• **EXERCISE**:
Transcribe the following records in full, exactly as shown.

• **EXTRACTED DATA**:
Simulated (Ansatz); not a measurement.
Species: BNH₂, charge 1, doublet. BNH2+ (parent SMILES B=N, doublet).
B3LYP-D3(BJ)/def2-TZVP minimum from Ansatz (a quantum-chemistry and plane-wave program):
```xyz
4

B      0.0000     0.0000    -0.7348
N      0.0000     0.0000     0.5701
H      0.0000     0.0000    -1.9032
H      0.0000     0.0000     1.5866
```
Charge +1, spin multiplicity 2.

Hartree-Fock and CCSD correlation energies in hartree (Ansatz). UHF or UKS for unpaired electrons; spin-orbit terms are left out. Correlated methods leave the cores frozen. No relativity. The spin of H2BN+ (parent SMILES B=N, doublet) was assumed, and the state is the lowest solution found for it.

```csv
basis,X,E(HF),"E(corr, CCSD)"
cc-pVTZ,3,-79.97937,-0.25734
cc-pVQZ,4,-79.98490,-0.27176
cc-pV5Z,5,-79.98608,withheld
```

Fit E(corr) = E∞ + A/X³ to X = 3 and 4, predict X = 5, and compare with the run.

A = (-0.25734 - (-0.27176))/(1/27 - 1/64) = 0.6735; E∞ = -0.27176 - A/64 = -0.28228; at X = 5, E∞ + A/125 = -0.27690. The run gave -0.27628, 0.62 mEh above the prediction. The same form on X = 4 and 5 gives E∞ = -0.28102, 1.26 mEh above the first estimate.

• **EXERCISE OUTPUT**:
Simulated (Ansatz); not a measurement.
Species: BNH₂, charge 1, doublet. BNH2+ (parent SMILES B=N, doublet).
B3LYP-D3(BJ)/def2-TZVP minimum from Ansatz (a quantum-chemistry and plane-wave program):
```xyz
4

B      0.0000     0.0000    -0.7348
N      0.0000     0.0000     0.5701
H      0.0000     0.0000    -1.9032
H      0.0000     0.0000     1.5866
```
Charge +1, spin multiplicity 2.

Hartree-Fock and CCSD correlation energies in hartree (Ansatz). UHF or UKS for unpaired electrons; spin-orbit terms are left out. Correlated methods leave the cores frozen. No relativity. The spin of H2BN+ (parent SMILES B=N, doublet) was assumed, and the state is the lowest solution found for it.

```csv
basis,X,E(HF),"E(corr, CCSD)"
cc-pVTZ,3,-79.97937,-0.25734
cc-pVQZ,4,-79.98490,-0.27176
cc-pV5Z,5,-79.98608,withheld
```

Fit E(corr) = E∞ + A/X³ to X = 3 and 4, predict X = 5, and compare with the run.

A = (-0.25734 - (-0.27176))/(1/27 - 1/64) = 0.6735; E∞ = -0.27176 - A/64 = -0.28228; at X = 5, E∞ + A/125 = -0.27690. The run gave -0.27628, 0.62 mEh above the prediction. The same form on X = 4 and 5 gives E∞ = -0.28102, 1.26 mEh above the first estimate.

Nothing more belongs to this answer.